· · · ·

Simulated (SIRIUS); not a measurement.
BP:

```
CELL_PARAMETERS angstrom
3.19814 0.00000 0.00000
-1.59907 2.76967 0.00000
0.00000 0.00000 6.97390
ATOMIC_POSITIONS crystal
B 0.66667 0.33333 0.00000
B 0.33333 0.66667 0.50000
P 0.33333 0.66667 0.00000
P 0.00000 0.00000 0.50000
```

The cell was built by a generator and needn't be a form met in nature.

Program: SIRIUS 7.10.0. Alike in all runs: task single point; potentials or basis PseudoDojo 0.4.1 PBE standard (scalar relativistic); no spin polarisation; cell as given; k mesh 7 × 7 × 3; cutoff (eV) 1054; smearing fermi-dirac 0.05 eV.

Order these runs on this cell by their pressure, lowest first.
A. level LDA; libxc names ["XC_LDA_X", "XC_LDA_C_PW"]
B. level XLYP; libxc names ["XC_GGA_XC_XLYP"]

· · · ·

_Requirement_
Lines from the beginning of the data above through the line containing "The cell was" are to be returned exactly, and no others.

_Answer section_
Simulated (SIRIUS); not a measurement.
BP:

```
CELL_PARAMETERS angstrom
3.19814 0.00000 0.00000
-1.59907 2.76967 0.00000
0.00000 0.00000 6.97390
ATOMIC_POSITIONS crystal
B 0.66667 0.33333 0.00000
B 0.33333 0.66667 0.50000
P 0.33333 0.66667 0.00000
P 0.00000 0.00000 0.50000
```

The cell was built by a generator and needn't be a form met in nature.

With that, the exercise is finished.